» **Brief**:
Please write out all of the entries without altering anything.

» **Extracted entries**:
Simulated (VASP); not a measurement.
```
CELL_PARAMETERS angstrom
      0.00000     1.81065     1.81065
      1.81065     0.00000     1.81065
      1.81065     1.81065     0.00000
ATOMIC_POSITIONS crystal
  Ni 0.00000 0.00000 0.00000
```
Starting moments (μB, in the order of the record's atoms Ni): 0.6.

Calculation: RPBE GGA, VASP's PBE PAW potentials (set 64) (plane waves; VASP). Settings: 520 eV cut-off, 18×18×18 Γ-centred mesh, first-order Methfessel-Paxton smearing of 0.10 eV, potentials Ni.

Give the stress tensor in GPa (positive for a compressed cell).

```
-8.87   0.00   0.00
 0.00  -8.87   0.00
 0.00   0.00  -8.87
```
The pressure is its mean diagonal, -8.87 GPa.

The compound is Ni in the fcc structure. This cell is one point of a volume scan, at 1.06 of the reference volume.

» **Written solution**:
Simulated (VASP); not a measurement.
```
CELL_PARAMETERS angstrom
      0.00000     1.81065     1.81065
      1.81065     0.00000     1.81065
      1.81065     1.81065     0.00000
ATOMIC_POSITIONS crystal
  Ni 0.00000 0.00000 0.00000
```
Starting moments (μB, in the order of the record's atoms Ni): 0.6.

Calculation: RPBE GGA, VASP's PBE PAW potentials (set 64) (plane waves; VASP). Settings: 520 eV cut-off, 18×18×18 Γ-centred mesh, first-order Methfessel-Paxton smearing of 0.10 eV, potentials Ni.

Give the stress tensor in GPa (positive for a compressed cell).

```
-8.87   0.00   0.00
 0.00  -8.87   0.00
 0.00   0.00  -8.87
```
The pressure is its mean diagonal, -8.87 GPa.

The compound is Ni in the fcc structure. This cell is one point of a volume scan, at 1.06 of the reference volume.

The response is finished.